TASK ITEM. Instruction for the data below: set down exactly the lines from the line with "Geometry: PBE0-D3(BJ)/def2-SVP. The" to the line with "86.3 bohr³ |", inclusive, and no others.

────────────────
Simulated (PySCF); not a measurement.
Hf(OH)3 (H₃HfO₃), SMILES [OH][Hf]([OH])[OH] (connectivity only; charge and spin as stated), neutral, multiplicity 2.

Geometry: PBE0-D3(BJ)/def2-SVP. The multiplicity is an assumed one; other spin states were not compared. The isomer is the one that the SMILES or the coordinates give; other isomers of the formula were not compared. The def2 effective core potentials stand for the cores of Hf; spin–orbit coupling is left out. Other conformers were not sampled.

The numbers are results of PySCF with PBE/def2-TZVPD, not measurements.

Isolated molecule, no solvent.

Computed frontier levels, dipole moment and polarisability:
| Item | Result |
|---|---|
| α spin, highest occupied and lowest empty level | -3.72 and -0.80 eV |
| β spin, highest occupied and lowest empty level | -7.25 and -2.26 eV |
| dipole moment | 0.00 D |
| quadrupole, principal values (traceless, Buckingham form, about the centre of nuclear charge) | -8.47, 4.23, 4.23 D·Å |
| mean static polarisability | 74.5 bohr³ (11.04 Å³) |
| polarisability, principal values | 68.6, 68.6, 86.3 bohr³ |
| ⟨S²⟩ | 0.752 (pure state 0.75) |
────────────────

YOUR RESPONSE.
Geometry: PBE0-D3(BJ)/def2-SVP. The multiplicity is an assumed one; other spin states were not compared. The isomer is the one that the SMILES or the coordinates give; other isomers of the formula were not compared. The def2 effective core potentials stand for the cores of Hf; spin–orbit coupling is left out. Other conformers were not sampled.

The numbers are results of PySCF with PBE/def2-TZVPD, not measurements.

Isolated molecule, no solvent.

Computed frontier levels, dipole moment and polarisability:
| Item | Result |
|---|---|
| α spin, highest occupied and lowest empty level | -3.72 and -0.80 eV |
| β spin, highest occupied and lowest empty level | -7.25 and -2.26 eV |
| dipole moment | 0.00 D |
| quadrupole, principal values (traceless, Buckingham form, about the centre of nuclear charge) | -8.47, 4.23, 4.23 D·Å |
| mean static polarisability | 74.5 bohr³ (11.04 Å³) |
| polarisability, principal values | 68.6, 68.6, 86.3 bohr³ |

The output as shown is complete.